WORK ORDER: Provide again, from the entries below, every line from the one containing "Vertical ionisation energy" through the one containing "Result: D. CAM-B3LYP", exactly as written, and no other line.

Segment Start: DATASET EXTRACT

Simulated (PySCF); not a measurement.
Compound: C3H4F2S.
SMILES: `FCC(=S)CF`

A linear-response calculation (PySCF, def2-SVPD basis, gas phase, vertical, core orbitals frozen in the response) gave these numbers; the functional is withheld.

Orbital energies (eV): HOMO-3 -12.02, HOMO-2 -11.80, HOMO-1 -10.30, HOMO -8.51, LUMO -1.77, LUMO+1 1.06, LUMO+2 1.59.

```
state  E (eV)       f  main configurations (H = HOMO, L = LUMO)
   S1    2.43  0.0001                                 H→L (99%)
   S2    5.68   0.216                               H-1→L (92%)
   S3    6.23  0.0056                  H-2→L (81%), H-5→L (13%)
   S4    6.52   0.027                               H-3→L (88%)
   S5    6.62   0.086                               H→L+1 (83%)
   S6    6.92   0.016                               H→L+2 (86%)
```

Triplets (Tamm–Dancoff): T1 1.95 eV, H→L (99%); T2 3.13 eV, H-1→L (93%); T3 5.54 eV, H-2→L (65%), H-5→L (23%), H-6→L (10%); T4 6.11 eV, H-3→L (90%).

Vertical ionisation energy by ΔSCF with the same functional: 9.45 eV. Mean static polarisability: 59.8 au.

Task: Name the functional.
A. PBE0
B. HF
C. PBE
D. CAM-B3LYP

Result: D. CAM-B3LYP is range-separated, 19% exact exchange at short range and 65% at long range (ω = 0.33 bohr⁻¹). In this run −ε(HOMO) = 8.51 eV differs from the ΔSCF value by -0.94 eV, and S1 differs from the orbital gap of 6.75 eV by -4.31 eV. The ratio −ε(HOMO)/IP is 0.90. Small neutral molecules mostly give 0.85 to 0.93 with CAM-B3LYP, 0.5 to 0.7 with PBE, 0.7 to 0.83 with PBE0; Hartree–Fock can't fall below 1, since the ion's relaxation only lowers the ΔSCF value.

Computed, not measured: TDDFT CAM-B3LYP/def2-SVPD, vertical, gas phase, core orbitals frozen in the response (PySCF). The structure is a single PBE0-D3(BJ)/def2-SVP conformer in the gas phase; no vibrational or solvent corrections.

Segment End: DATASET EXTRACT

TASK ANSWER:
Vertical ionisation energy by ΔSCF with the same functional: 9.45 eV. Mean static polarisability: 59.8 au.

Task: Name the functional.
A. PBE0
B. HF
C. PBE
D. CAM-B3LYP

Result: D. CAM-B3LYP is range-separated, 19% exact exchange at short range and 65% at long range (ω = 0.33 bohr⁻¹). In this run −ε(HOMO) = 8.51 eV differs from the ΔSCF value by -0.94 eV, and S1 differs from the orbital gap of 6.75 eV by -4.31 eV. The ratio −ε(HOMO)/IP is 0.90. Small neutral molecules mostly give 0.85 to 0.93 with CAM-B3LYP, 0.5 to 0.7 with PBE, 0.7 to 0.83 with PBE0; Hartree–Fock can't fall below 1, since the ion's relaxation only lowers the ΔSCF value.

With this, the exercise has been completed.